(Excerpted records begins)

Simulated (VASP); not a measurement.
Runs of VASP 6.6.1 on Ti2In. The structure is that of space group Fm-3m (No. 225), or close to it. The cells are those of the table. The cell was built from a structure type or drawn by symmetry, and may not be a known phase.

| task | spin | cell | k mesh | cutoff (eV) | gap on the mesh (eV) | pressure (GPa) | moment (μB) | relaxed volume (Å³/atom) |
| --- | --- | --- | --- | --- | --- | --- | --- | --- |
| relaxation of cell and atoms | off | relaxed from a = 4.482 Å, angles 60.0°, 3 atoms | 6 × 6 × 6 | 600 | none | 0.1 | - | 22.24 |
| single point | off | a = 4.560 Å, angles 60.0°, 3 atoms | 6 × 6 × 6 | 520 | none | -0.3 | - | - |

(Excerpted records ends)

Exercise :: Your task is to extract all of the records exactly.

Written solution ::
Simulated (VASP); not a measurement.
Runs of VASP 6.6.1 on Ti2In. The structure is that of space group Fm-3m (No. 225), or close to it. The cells are those of the table. The cell was built from a structure type or drawn by symmetry, and may not be a known phase.

| task | spin | cell | k mesh | cutoff (eV) | gap on the mesh (eV) | pressure (GPa) | moment (μB) | relaxed volume (Å³/atom) |
| --- | --- | --- | --- | --- | --- | --- | --- | --- |
| relaxation of cell and atoms | off | relaxed from a = 4.482 Å, angles 60.0°, 3 atoms | 6 × 6 × 6 | 600 | none | 0.1 | - | 22.24 |
| single point | off | a = 4.560 Å, angles 60.0°, 3 atoms | 6 × 6 × 6 | 520 | none | -0.3 | - | - |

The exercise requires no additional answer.